_ _ _ _
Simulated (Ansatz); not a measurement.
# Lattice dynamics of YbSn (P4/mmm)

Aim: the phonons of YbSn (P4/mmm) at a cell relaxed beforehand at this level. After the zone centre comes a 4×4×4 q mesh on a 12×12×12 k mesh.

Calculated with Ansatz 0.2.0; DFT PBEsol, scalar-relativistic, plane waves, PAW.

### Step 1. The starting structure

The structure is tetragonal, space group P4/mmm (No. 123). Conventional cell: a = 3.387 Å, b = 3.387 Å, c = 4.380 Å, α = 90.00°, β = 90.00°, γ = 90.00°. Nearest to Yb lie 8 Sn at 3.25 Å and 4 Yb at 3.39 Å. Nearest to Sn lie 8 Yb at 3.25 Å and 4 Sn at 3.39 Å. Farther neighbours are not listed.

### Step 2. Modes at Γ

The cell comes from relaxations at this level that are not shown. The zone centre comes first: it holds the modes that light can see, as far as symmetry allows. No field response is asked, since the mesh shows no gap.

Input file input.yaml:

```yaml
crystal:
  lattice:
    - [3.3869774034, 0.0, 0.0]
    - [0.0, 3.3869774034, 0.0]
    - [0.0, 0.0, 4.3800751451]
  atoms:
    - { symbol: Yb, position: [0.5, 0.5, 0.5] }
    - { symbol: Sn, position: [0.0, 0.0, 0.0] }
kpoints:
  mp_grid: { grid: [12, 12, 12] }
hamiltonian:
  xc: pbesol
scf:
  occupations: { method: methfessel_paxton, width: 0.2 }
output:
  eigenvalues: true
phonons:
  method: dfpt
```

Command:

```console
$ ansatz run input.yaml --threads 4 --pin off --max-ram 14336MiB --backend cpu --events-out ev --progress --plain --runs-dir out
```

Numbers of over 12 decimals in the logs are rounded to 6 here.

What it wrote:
_ _ _ _

(Assignment):
Through the line that contains "Numbers of over", copy the material above exactly, beginning at its first line and including nothing more.

(Task solution):
Simulated (Ansatz); not a measurement.
# Lattice dynamics of YbSn (P4/mmm)

Aim: the phonons of YbSn (P4/mmm) at a cell relaxed beforehand at this level. After the zone centre comes a 4×4×4 q mesh on a 12×12×12 k mesh.

Calculated with Ansatz 0.2.0; DFT PBEsol, scalar-relativistic, plane waves, PAW.

### Step 1. The starting structure

The structure is tetragonal, space group P4/mmm (No. 123). Conventional cell: a = 3.387 Å, b = 3.387 Å, c = 4.380 Å, α = 90.00°, β = 90.00°, γ = 90.00°. Nearest to Yb lie 8 Sn at 3.25 Å and 4 Yb at 3.39 Å. Nearest to Sn lie 8 Yb at 3.25 Å and 4 Sn at 3.39 Å. Farther neighbours are not listed.

### Step 2. Modes at Γ

The cell comes from relaxations at this level that are not shown. The zone centre comes first: it holds the modes that light can see, as far as symmetry allows. No field response is asked, since the mesh shows no gap.

Input file input.yaml:

```yaml
crystal:
  lattice:
    - [3.3869774034, 0.0, 0.0]
    - [0.0, 3.3869774034, 0.0]
    - [0.0, 0.0, 4.3800751451]
  atoms:
    - { symbol: Yb, position: [0.5, 0.5, 0.5] }
    - { symbol: Sn, position: [0.0, 0.0, 0.0] }
kpoints:
  mp_grid: { grid: [12, 12, 12] }
hamiltonian:
  xc: pbesol
scf:
  occupations: { method: methfessel_paxton, width: 0.2 }
output:
  eigenvalues: true
phonons:
  method: dfpt
```

Command:

```console
$ ansatz run input.yaml --threads 4 --pin off --max-ram 14336MiB --backend cpu --events-out ev --progress --plain --runs-dir out
```

Numbers of over 12 decimals in the logs are rounded to 6 here.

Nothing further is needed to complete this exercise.